#### Work task:
Whatever appears in the records should be given again exactly, down to the last mark.

[Extracted records]

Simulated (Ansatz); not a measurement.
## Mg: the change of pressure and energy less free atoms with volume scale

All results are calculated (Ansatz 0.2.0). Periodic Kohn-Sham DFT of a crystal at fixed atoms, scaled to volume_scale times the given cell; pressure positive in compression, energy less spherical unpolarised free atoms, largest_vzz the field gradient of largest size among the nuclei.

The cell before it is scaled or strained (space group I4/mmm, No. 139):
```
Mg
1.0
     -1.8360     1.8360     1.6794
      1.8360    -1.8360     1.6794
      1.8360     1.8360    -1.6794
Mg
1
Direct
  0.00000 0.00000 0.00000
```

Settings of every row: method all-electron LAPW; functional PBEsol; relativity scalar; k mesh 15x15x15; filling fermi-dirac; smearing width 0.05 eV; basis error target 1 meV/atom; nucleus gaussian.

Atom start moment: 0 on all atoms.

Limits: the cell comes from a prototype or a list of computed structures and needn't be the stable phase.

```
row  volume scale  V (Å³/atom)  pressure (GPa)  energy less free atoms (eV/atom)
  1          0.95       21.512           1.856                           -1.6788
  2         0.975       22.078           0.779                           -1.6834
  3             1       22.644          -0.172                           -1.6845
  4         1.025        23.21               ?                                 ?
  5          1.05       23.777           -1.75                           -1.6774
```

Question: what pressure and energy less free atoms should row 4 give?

[/Extracted records]

#### Response box:
Simulated (Ansatz); not a measurement.
## Mg: the change of pressure and energy less free atoms with volume scale

All results are calculated (Ansatz 0.2.0). Periodic Kohn-Sham DFT of a crystal at fixed atoms, scaled to volume_scale times the given cell; pressure positive in compression, energy less spherical unpolarised free atoms, largest_vzz the field gradient of largest size among the nuclei.

The cell before it is scaled or strained (space group I4/mmm, No. 139):
```
Mg
1.0
     -1.8360     1.8360     1.6794
      1.8360    -1.8360     1.6794
      1.8360     1.8360    -1.6794
Mg
1
Direct
  0.00000 0.00000 0.00000
```

Settings of every row: method all-electron LAPW; functional PBEsol; relativity scalar; k mesh 15x15x15; filling fermi-dirac; smearing width 0.05 eV; basis error target 1 meV/atom; nucleus gaussian.

Atom start moment: 0 on all atoms.

Limits: the cell comes from a prototype or a list of computed structures and needn't be the stable phase.

```
row  volume scale  V (Å³/atom)  pressure (GPa)  energy less free atoms (eV/atom)
  1          0.95       21.512           1.856                           -1.6788
  2         0.975       22.078           0.779                           -1.6834
  3             1       22.644          -0.172                           -1.6845
  4         1.025        23.21               ?                                 ?
  5          1.05       23.777           -1.75                           -1.6774
```

Question: what pressure and energy less free atoms should row 4 give?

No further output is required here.